● **Record excerpts**
──────────────────────────────

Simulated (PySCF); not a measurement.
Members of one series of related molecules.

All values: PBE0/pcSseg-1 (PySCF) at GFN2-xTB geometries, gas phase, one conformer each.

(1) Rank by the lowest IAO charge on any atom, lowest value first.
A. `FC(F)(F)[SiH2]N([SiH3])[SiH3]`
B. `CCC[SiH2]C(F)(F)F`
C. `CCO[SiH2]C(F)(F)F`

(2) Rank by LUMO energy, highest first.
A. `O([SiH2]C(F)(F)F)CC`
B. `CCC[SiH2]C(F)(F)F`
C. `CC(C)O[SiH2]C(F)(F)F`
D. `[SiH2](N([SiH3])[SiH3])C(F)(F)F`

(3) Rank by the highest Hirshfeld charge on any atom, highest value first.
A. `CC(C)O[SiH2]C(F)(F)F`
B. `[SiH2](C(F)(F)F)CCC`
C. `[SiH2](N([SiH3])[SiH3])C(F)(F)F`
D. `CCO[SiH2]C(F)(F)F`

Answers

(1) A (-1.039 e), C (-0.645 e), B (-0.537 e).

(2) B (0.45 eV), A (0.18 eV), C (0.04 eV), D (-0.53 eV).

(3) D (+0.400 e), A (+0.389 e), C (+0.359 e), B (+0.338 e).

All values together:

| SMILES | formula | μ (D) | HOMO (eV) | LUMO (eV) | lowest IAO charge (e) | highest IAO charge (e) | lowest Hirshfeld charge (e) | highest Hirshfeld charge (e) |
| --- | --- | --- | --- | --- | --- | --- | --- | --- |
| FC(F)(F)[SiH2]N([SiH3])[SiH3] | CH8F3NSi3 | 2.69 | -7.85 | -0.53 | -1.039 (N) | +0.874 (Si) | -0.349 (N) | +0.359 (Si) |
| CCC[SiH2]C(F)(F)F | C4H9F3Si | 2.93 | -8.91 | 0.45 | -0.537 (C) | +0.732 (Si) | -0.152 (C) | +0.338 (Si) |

──────────────────────────────

● **Work instruction**
Send back exactly, with nothing added, the lines from the first line of the material above through the line holding "(N) | +0.359 (Si) |"; both ends are included.

● **Response**
Simulated (PySCF); not a measurement.
Members of one series of related molecules.

All values: PBE0/pcSseg-1 (PySCF) at GFN2-xTB geometries, gas phase, one conformer each.

(1) Rank by the lowest IAO charge on any atom, lowest value first.
A. `FC(F)(F)[SiH2]N([SiH3])[SiH3]`
B. `CCC[SiH2]C(F)(F)F`
C. `CCO[SiH2]C(F)(F)F`

(2) Rank by LUMO energy, highest first.
A. `O([SiH2]C(F)(F)F)CC`
B. `CCC[SiH2]C(F)(F)F`
C. `CC(C)O[SiH2]C(F)(F)F`
D. `[SiH2](N([SiH3])[SiH3])C(F)(F)F`

(3) Rank by the highest Hirshfeld charge on any atom, highest value first.
A. `CC(C)O[SiH2]C(F)(F)F`
B. `[SiH2](C(F)(F)F)CCC`
C. `[SiH2](N([SiH3])[SiH3])C(F)(F)F`
D. `CCO[SiH2]C(F)(F)F`

Answers

(1) A (-1.039 e), C (-0.645 e), B (-0.537 e).

(2) B (0.45 eV), A (0.18 eV), C (0.04 eV), D (-0.53 eV).

(3) D (+0.400 e), A (+0.389 e), C (+0.359 e), B (+0.338 e).

All values together:

| SMILES | formula | μ (D) | HOMO (eV) | LUMO (eV) | lowest IAO charge (e) | highest IAO charge (e) | lowest Hirshfeld charge (e) | highest Hirshfeld charge (e) |
| --- | --- | --- | --- | --- | --- | --- | --- | --- |
| FC(F)(F)[SiH2]N([SiH3])[SiH3] | CH8F3NSi3 | 2.69 | -7.85 | -0.53 | -1.039 (N) | +0.874 (Si) | -0.349 (N) | +0.359 (Si) |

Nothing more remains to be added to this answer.